(Material supplied)
+===+

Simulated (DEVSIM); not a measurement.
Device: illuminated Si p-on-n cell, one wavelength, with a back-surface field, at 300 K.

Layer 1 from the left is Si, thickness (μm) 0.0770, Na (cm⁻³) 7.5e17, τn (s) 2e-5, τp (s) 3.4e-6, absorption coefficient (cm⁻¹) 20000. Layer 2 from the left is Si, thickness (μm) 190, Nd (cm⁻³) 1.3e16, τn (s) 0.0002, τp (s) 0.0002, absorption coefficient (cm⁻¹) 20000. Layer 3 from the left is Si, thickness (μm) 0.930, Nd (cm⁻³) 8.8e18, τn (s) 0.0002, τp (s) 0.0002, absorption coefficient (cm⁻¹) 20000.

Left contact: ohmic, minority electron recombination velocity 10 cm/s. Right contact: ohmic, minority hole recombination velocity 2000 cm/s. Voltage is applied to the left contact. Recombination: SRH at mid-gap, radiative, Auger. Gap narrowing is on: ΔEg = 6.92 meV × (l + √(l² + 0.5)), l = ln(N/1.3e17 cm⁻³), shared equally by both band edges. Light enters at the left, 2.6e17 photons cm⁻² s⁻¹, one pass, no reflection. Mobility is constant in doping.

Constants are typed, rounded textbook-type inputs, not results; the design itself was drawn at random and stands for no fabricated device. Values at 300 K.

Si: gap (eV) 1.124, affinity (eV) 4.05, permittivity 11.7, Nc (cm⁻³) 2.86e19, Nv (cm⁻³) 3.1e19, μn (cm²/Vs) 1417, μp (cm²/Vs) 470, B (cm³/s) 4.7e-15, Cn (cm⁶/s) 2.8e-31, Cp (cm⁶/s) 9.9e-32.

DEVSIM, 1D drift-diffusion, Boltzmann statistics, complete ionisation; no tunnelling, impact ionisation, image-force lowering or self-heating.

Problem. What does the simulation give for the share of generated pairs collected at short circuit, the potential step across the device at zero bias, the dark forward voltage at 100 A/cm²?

+===+

(Task item) Copy the lines above exactly, from the very first through the one containing "Left contact: ohmic, minority", and include no other line.

(Task result)
Simulated (DEVSIM); not a measurement.
Device: illuminated Si p-on-n cell, one wavelength, with a back-surface field, at 300 K.

Layer 1 from the left is Si, thickness (μm) 0.0770, Na (cm⁻³) 7.5e17, τn (s) 2e-5, τp (s) 3.4e-6, absorption coefficient (cm⁻¹) 20000. Layer 2 from the left is Si, thickness (μm) 190, Nd (cm⁻³) 1.3e16, τn (s) 0.0002, τp (s) 0.0002, absorption coefficient (cm⁻¹) 20000. Layer 3 from the left is Si, thickness (μm) 0.930, Nd (cm⁻³) 8.8e18, τn (s) 0.0002, τp (s) 0.0002, absorption coefficient (cm⁻¹) 20000.

Left contact: ohmic, minority electron recombination velocity 10 cm/s. Right contact: ohmic, minority hole recombination velocity 2000 cm/s. Voltage is applied to the left contact. Recombination: SRH at mid-gap, radiative, Auger. Gap narrowing is on: ΔEg = 6.92 meV × (l + √(l² + 0.5)), l = ln(N/1.3e17 cm⁻³), shared equally by both band edges. Light enters at the left, 2.6e17 photons cm⁻² s⁻¹, one pass, no reflection. Mobility is constant in doping.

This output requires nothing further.